Data shown:
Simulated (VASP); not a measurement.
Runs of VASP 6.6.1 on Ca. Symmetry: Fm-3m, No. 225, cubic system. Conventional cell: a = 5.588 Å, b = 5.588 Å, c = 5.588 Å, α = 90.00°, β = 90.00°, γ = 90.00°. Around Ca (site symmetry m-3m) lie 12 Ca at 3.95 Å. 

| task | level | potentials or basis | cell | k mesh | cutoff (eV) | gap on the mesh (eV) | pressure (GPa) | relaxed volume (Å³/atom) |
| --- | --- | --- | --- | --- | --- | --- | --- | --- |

Exercise:
Each record is to be given again in full, exactly as it reads.

Response box:
Simulated (VASP); not a measurement.
Runs of VASP 6.6.1 on Ca. Symmetry: Fm-3m, No. 225, cubic system. Conventional cell: a = 5.588 Å, b = 5.588 Å, c = 5.588 Å, α = 90.00°, β = 90.00°, γ = 90.00°. Around Ca (site symmetry m-3m) lie 12 Ca at 3.95 Å. 

| task | level | potentials or basis | cell | k mesh | cutoff (eV) | gap on the mesh (eV) | pressure (GPa) | relaxed volume (Å³/atom) |
| --- | --- | --- | --- | --- | --- | --- | --- | --- |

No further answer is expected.